# # # # # # #

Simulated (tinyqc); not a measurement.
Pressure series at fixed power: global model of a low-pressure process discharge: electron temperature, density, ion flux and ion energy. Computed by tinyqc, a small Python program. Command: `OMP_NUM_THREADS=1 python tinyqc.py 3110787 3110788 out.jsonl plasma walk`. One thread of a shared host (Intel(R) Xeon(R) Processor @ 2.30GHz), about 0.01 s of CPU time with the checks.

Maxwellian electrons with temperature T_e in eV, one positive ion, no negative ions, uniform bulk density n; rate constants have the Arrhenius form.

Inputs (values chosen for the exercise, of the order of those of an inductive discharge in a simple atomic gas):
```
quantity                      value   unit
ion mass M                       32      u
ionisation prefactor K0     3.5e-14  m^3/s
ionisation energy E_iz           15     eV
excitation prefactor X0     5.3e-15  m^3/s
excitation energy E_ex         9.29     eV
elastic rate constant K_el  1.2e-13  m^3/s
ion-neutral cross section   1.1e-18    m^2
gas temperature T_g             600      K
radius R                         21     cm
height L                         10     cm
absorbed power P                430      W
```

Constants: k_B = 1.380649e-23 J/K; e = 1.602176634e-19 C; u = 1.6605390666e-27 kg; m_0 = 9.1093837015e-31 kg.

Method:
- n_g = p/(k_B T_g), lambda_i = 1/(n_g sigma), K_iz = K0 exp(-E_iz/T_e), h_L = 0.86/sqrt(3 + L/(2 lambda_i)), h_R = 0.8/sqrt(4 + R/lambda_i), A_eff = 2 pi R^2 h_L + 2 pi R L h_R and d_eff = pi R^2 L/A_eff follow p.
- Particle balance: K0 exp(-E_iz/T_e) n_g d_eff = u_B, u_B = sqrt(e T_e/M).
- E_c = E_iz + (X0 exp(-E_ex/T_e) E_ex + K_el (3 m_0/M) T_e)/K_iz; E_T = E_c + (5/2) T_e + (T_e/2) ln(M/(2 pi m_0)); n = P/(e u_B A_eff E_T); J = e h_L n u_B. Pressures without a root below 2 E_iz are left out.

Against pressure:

# # # # # # #

Assignment:
Return exactly the lines above from the line that has "Maxwellian electrons with" through the line that has "- n_g = p/(k_B", inclusive, and nothing else.

Your response:
Maxwellian electrons with temperature T_e in eV, one positive ion, no negative ions, uniform bulk density n; rate constants have the Arrhenius form.

Inputs (values chosen for the exercise, of the order of those of an inductive discharge in a simple atomic gas):
```
quantity                      value   unit
ion mass M                       32      u
ionisation prefactor K0     3.5e-14  m^3/s
ionisation energy E_iz           15     eV
excitation prefactor X0     5.3e-15  m^3/s
excitation energy E_ex         9.29     eV
elastic rate constant K_el  1.2e-13  m^3/s
ion-neutral cross section   1.1e-18    m^2
gas temperature T_g             600      K
radius R                         21     cm
height L                         10     cm
absorbed power P                430      W
```

Constants: k_B = 1.380649e-23 J/K; e = 1.602176634e-19 C; u = 1.6605390666e-27 kg; m_0 = 9.1093837015e-31 kg.

Method:
- n_g = p/(k_B T_g), lambda_i = 1/(n_g sigma), K_iz = K0 exp(-E_iz/T_e), h_L = 0.86/sqrt(3 + L/(2 lambda_i)), h_R = 0.8/sqrt(4 + R/lambda_i), A_eff = 2 pi R^2 h_L + 2 pi R L h_R and d_eff = pi R^2 L/A_eff follow p.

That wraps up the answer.